== Given entries ==

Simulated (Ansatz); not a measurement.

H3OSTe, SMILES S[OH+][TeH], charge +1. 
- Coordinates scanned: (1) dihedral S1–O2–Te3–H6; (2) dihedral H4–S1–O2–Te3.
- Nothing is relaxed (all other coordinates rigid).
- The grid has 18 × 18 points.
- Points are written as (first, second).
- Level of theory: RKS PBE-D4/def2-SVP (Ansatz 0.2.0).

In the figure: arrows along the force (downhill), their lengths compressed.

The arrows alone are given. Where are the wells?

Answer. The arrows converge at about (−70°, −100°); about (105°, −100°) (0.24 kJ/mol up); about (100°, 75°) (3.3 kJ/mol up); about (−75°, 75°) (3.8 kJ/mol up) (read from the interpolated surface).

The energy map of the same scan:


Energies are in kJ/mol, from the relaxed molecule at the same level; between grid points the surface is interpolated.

===

What you return must be the lines above that run from the line with "In the figure: arrows" to the line with "Answer. The arrows", inclusive, each copied exactly.

**Expected answer:**
In the figure: arrows along the force (downhill), their lengths compressed.

The arrows alone are given. Where are the wells?

Answer. The arrows converge at about (−70°, −100°); about (105°, −100°) (0.24 kJ/mol up); about (100°, 75°) (3.3 kJ/mol up); about (−75°, 75°) (3.8 kJ/mol up) (read from the interpolated surface).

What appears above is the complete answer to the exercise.